■ Task item
The required output is the lines below from the line containing "(neutral, multiplicity 1)." to the line containing "(C–C–C–Si torsion 56°)", inclusive, retyped exactly. No other lines belong in it.

[[ Records provided, beginning ]]

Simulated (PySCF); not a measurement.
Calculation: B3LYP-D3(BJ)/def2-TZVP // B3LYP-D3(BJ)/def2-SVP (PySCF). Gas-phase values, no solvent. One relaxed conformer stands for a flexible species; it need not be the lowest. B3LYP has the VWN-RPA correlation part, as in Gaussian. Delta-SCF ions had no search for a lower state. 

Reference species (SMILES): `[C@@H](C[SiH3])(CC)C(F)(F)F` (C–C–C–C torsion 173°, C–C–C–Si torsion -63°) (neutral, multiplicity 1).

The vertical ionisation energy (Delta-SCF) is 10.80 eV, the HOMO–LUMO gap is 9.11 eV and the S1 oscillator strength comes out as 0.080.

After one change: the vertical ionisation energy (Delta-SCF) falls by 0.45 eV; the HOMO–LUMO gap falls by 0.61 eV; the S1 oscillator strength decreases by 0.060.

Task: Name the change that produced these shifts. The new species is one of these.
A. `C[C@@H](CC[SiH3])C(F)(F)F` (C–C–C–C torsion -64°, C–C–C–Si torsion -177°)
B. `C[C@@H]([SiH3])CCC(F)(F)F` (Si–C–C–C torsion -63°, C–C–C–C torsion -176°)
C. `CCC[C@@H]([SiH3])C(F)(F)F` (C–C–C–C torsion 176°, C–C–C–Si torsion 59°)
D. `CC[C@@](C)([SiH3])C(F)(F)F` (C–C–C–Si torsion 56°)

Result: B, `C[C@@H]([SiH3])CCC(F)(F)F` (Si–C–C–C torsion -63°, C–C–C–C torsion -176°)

[[ Records provided, end ]]

■ Problem solution
Reference species (SMILES): `[C@@H](C[SiH3])(CC)C(F)(F)F` (C–C–C–C torsion 173°, C–C–C–Si torsion -63°) (neutral, multiplicity 1).

The vertical ionisation energy (Delta-SCF) is 10.80 eV, the HOMO–LUMO gap is 9.11 eV and the S1 oscillator strength comes out as 0.080.

After one change: the vertical ionisation energy (Delta-SCF) falls by 0.45 eV; the HOMO–LUMO gap falls by 0.61 eV; the S1 oscillator strength decreases by 0.060.

Task: Name the change that produced these shifts. The new species is one of these.
A. `C[C@@H](CC[SiH3])C(F)(F)F` (C–C–C–C torsion -64°, C–C–C–Si torsion -177°)
B. `C[C@@H]([SiH3])CCC(F)(F)F` (Si–C–C–C torsion -63°, C–C–C–C torsion -176°)
C. `CCC[C@@H]([SiH3])C(F)(F)F` (C–C–C–C torsion 176°, C–C–C–Si torsion 59°)
D. `CC[C@@](C)([SiH3])C(F)(F)F` (C–C–C–Si torsion 56°)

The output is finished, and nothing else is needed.